### Given entries ###

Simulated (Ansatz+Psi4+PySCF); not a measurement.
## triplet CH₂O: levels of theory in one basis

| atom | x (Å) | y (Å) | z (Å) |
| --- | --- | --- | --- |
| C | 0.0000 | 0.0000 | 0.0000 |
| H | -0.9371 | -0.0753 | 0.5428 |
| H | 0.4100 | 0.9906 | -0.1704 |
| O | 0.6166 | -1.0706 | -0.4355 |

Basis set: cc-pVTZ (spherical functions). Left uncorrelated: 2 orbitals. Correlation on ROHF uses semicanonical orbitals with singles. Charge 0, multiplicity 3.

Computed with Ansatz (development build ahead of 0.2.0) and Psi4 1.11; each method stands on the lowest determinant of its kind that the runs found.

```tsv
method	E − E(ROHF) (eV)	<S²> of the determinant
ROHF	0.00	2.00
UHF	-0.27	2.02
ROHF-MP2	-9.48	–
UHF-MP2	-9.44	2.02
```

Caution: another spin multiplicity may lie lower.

###

Could you reproduce exactly the lines of the entries above, from the one with "(Å) | y (Å) | z (Å) |" through the one with "Basis set: cc-pVTZ", and nothing else?

### Your response
| atom | x (Å) | y (Å) | z (Å) |
| --- | --- | --- | --- |
| C | 0.0000 | 0.0000 | 0.0000 |
| H | -0.9371 | -0.0753 | 0.5428 |
| H | 0.4100 | 0.9906 | -0.1704 |
| O | 0.6166 | -1.0706 | -0.4355 |

Basis set: cc-pVTZ (spherical functions). Left uncorrelated: 2 orbitals. Correlation on ROHF uses semicanonical orbitals with singles. Charge 0, multiplicity 3.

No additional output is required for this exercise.